[EXCERPTED RECORDS]:
◇ ◇ ◇ ◇ ◇ ◇ ◇
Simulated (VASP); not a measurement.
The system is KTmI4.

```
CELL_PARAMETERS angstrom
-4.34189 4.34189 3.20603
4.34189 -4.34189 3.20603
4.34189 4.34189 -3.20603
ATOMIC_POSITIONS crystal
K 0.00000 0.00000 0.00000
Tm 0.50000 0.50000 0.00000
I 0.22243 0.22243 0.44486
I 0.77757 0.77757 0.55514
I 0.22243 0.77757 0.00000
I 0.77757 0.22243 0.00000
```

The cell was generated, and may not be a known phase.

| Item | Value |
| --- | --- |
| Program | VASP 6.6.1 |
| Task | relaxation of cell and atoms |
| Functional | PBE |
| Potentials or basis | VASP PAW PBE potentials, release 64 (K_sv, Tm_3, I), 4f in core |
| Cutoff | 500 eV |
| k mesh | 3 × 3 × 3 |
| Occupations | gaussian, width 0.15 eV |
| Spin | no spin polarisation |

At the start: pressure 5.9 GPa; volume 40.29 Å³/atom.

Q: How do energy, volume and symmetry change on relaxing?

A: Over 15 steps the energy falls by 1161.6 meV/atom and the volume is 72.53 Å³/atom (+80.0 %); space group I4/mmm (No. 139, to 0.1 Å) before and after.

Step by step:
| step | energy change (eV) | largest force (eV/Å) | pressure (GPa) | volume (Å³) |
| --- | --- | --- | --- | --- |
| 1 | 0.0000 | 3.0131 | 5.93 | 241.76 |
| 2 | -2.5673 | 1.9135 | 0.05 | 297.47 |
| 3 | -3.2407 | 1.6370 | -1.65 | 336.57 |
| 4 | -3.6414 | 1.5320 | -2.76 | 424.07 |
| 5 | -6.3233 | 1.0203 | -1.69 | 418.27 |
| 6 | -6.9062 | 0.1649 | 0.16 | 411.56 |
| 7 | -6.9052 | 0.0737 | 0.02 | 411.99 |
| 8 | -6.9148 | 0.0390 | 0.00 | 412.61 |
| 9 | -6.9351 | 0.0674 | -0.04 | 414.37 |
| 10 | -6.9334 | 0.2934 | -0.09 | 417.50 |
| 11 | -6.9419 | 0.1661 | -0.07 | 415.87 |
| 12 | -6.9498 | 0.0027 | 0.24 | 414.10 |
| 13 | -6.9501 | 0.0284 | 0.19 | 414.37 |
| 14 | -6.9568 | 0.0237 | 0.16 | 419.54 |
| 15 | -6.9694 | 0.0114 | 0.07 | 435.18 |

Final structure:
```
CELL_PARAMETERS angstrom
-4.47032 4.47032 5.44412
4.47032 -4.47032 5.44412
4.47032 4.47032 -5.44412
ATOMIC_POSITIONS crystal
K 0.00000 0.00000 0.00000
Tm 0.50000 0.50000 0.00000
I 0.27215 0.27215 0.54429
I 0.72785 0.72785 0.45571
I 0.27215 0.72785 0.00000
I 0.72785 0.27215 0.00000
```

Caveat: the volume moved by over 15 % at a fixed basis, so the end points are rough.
◇ ◇ ◇ ◇ ◇ ◇ ◇

The first line of the entries, the line with "Q: How do energy, volume", and every line between them should be retyped exactly, and nothing else.

Simulated (VASP); not a measurement.
The system is KTmI4.

```
CELL_PARAMETERS angstrom
-4.34189 4.34189 3.20603
4.34189 -4.34189 3.20603
4.34189 4.34189 -3.20603
ATOMIC_POSITIONS crystal
K 0.00000 0.00000 0.00000
Tm 0.50000 0.50000 0.00000
I 0.22243 0.22243 0.44486
I 0.77757 0.77757 0.55514
I 0.22243 0.77757 0.00000
I 0.77757 0.22243 0.00000
```

The cell was generated, and may not be a known phase.

| Item | Value |
| --- | --- |
| Program | VASP 6.6.1 |
| Task | relaxation of cell and atoms |
| Functional | PBE |
| Potentials or basis | VASP PAW PBE potentials, release 64 (K_sv, Tm_3, I), 4f in core |
| Cutoff | 500 eV |
| k mesh | 3 × 3 × 3 |
| Occupations | gaussian, width 0.15 eV |
| Spin | no spin polarisation |

At the start: pressure 5.9 GPa; volume 40.29 Å³/atom.

Q: How do energy, volume and symmetry change on relaxing?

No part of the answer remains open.